Work item.
A single stretch of the material below is to be transcribed exactly, starting at the line with "-0.046 | -0.6747 |" and ending after the line with "The calculation gave".

(Records supplied)

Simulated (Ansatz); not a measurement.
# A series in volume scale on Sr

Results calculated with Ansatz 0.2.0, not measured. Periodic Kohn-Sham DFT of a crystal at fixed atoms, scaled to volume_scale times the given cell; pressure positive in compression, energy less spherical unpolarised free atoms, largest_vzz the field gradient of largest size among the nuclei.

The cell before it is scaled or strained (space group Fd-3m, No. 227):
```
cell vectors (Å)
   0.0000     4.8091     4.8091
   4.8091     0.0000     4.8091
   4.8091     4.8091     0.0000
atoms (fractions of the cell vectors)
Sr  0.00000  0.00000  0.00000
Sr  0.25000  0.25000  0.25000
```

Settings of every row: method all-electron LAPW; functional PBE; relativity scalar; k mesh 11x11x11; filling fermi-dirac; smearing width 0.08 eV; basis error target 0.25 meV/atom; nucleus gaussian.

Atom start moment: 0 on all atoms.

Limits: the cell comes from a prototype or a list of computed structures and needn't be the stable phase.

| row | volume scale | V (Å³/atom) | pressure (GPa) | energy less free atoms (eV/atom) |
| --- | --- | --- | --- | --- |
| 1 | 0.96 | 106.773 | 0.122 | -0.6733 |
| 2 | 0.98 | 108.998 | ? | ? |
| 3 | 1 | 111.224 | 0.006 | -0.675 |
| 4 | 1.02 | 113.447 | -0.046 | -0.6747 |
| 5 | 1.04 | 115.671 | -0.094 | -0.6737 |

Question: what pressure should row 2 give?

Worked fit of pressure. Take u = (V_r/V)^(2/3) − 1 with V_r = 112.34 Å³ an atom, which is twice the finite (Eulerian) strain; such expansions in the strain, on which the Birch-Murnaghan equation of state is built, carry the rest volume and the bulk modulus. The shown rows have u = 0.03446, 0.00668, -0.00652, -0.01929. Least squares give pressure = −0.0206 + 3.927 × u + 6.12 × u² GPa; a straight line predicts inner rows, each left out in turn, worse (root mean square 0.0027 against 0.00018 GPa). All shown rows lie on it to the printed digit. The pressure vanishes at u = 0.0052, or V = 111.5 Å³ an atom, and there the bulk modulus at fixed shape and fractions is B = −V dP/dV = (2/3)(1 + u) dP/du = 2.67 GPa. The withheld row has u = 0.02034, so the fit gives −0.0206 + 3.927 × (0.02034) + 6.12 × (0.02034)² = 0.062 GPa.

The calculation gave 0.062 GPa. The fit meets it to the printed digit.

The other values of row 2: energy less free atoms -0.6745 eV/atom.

(End Records supplied)

Exercise result.
| 4 | 1.02 | 113.447 | -0.046 | -0.6747 |
| 5 | 1.04 | 115.671 | -0.094 | -0.6737 |

Question: what pressure should row 2 give?

Worked fit of pressure. Take u = (V_r/V)^(2/3) − 1 with V_r = 112.34 Å³ an atom, which is twice the finite (Eulerian) strain; such expansions in the strain, on which the Birch-Murnaghan equation of state is built, carry the rest volume and the bulk modulus. The shown rows have u = 0.03446, 0.00668, -0.00652, -0.01929. Least squares give pressure = −0.0206 + 3.927 × u + 6.12 × u² GPa; a straight line predicts inner rows, each left out in turn, worse (root mean square 0.0027 against 0.00018 GPa). All shown rows lie on it to the printed digit. The pressure vanishes at u = 0.0052, or V = 111.5 Å³ an atom, and there the bulk modulus at fixed shape and fractions is B = −V dP/dV = (2/3)(1 + u) dP/du = 2.67 GPa. The withheld row has u = 0.02034, so the fit gives −0.0206 + 3.927 × (0.02034) + 6.12 × (0.02034)² = 0.062 GPa.

The calculation gave 0.062 GPa. The fit meets it to the printed digit.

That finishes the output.